- _Extracted entries_
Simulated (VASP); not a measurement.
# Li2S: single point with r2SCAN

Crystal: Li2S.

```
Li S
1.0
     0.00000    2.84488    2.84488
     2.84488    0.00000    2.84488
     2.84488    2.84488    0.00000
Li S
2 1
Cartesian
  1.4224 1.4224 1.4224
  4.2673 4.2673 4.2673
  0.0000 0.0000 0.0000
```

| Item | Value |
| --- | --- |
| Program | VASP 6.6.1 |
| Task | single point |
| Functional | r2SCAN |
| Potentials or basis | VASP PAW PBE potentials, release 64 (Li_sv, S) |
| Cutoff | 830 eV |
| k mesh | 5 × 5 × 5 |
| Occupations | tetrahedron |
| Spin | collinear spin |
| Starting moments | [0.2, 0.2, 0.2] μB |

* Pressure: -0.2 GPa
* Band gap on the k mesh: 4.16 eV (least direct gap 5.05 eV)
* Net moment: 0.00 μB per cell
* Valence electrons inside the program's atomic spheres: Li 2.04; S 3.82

- _Exercise_
Transcribe the listing above verbatim.

- _Answer space_
Simulated (VASP); not a measurement.
# Li2S: single point with r2SCAN

Crystal: Li2S.

```
Li S
1.0
     0.00000    2.84488    2.84488
     2.84488    0.00000    2.84488
     2.84488    2.84488    0.00000
Li S
2 1
Cartesian
  1.4224 1.4224 1.4224
  4.2673 4.2673 4.2673
  0.0000 0.0000 0.0000
```

| Item | Value |
| --- | --- |
| Program | VASP 6.6.1 |
| Task | single point |
| Functional | r2SCAN |
| Potentials or basis | VASP PAW PBE potentials, release 64 (Li_sv, S) |
| Cutoff | 830 eV |
| k mesh | 5 × 5 × 5 |
| Occupations | tetrahedron |
| Spin | collinear spin |
| Starting moments | [0.2, 0.2, 0.2] μB |

* Pressure: -0.2 GPa
* Band gap on the k mesh: 4.16 eV (least direct gap 5.05 eV)
* Net moment: 0.00 μB per cell
* Valence electrons inside the program's atomic spheres: Li 2.04; S 3.82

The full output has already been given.